• **Assignment**: All of the entries below are to be copied word for word.

————

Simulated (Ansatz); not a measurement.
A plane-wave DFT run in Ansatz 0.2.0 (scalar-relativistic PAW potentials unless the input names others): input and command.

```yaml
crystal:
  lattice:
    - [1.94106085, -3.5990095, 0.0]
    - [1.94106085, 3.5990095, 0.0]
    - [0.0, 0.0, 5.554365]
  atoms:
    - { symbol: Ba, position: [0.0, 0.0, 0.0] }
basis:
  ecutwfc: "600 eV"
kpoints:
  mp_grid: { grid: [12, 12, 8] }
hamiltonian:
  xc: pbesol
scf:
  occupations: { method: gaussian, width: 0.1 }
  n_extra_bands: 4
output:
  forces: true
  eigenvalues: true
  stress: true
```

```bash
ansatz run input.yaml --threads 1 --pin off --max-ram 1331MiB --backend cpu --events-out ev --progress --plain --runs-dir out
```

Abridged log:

————

• **Reply**:
Simulated (Ansatz); not a measurement.
A plane-wave DFT run in Ansatz 0.2.0 (scalar-relativistic PAW potentials unless the input names others): input and command.

```yaml
crystal:
  lattice:
    - [1.94106085, -3.5990095, 0.0]
    - [1.94106085, 3.5990095, 0.0]
    - [0.0, 0.0, 5.554365]
  atoms:
    - { symbol: Ba, position: [0.0, 0.0, 0.0] }
basis:
  ecutwfc: "600 eV"
kpoints:
  mp_grid: { grid: [12, 12, 8] }
hamiltonian:
  xc: pbesol
scf:
  occupations: { method: gaussian, width: 0.1 }
  n_extra_bands: 4
output:
  forces: true
  eigenvalues: true
  stress: true
```

```bash
ansatz run input.yaml --threads 1 --pin off --max-ram 1331MiB --backend cpu --events-out ev --progress --plain --runs-dir out
```

Abridged log:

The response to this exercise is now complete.